WORK INSTRUCTION:
Set down every entry exactly as it was written.

AVAILABLE DATA:
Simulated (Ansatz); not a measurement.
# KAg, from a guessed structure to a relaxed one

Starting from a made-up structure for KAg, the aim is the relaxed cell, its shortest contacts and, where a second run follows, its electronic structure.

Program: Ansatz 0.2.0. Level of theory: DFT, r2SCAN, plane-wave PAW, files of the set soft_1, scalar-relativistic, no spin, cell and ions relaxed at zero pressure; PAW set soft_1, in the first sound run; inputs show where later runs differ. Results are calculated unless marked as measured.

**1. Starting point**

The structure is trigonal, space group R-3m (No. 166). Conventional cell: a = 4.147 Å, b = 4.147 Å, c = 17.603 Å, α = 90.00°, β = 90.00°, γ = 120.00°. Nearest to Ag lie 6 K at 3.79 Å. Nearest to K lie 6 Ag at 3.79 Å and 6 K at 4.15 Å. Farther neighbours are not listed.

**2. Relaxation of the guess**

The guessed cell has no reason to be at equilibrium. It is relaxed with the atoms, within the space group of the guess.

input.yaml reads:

WORKED SOLUTION:
Simulated (Ansatz); not a measurement.
# KAg, from a guessed structure to a relaxed one

Starting from a made-up structure for KAg, the aim is the relaxed cell, its shortest contacts and, where a second run follows, its electronic structure.

Program: Ansatz 0.2.0. Level of theory: DFT, r2SCAN, plane-wave PAW, files of the set soft_1, scalar-relativistic, no spin, cell and ions relaxed at zero pressure; PAW set soft_1, in the first sound run; inputs show where later runs differ. Results are calculated unless marked as measured.

**1. Starting point**

The structure is trigonal, space group R-3m (No. 166). Conventional cell: a = 4.147 Å, b = 4.147 Å, c = 17.603 Å, α = 90.00°, β = 90.00°, γ = 120.00°. Nearest to Ag lie 6 K at 3.79 Å. Nearest to K lie 6 Ag at 3.79 Å and 6 K at 4.15 Å. Farther neighbours are not listed.

**2. Relaxation of the guess**

The guessed cell has no reason to be at equilibrium. It is relaxed with the atoms, within the space group of the guess.

input.yaml reads:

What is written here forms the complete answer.